## Record excerpts
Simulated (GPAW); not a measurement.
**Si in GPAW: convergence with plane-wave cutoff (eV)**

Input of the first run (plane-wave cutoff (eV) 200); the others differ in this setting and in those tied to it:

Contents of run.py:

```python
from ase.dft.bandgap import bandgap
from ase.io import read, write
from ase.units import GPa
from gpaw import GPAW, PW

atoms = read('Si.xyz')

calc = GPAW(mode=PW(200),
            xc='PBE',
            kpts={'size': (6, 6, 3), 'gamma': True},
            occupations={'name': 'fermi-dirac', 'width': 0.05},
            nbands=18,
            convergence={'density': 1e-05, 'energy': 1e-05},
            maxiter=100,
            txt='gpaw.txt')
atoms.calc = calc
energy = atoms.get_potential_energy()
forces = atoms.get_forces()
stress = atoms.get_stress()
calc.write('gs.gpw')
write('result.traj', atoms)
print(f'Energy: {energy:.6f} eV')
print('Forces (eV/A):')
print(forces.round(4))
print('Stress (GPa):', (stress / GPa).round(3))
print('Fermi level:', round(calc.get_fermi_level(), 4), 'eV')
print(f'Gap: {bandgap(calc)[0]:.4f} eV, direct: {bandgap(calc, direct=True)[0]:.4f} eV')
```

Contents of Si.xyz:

## Requirement
Output the material verbatim, including every line.

## Reply
Simulated (GPAW); not a measurement.
**Si in GPAW: convergence with plane-wave cutoff (eV)**

Input of the first run (plane-wave cutoff (eV) 200); the others differ in this setting and in those tied to it:

Contents of run.py:

```python
from ase.dft.bandgap import bandgap
from ase.io import read, write
from ase.units import GPa
from gpaw import GPAW, PW

atoms = read('Si.xyz')

calc = GPAW(mode=PW(200),
            xc='PBE',
            kpts={'size': (6, 6, 3), 'gamma': True},
            occupations={'name': 'fermi-dirac', 'width': 0.05},
            nbands=18,
            convergence={'density': 1e-05, 'energy': 1e-05},
            maxiter=100,
            txt='gpaw.txt')
atoms.calc = calc
energy = atoms.get_potential_energy()
forces = atoms.get_forces()
stress = atoms.get_stress()
calc.write('gs.gpw')
write('result.traj', atoms)
print(f'Energy: {energy:.6f} eV')
print('Forces (eV/A):')
print(forces.round(4))
print('Stress (GPa):', (stress / GPa).round(3))
print('Fermi level:', round(calc.get_fermi_level(), 4), 'eV')
print(f'Gap: {bandgap(calc)[0]:.4f} eV, direct: {bandgap(calc, direct=True)[0]:.4f} eV')
```

Contents of Si.xyz:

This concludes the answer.